Work order » Transcribe every record exactly as it appears.

(Data listing begins)

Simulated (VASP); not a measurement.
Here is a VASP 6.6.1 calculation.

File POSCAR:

(Data listing ends)

Response »
Simulated (VASP); not a measurement.
Here is a VASP 6.6.1 calculation.

File POSCAR:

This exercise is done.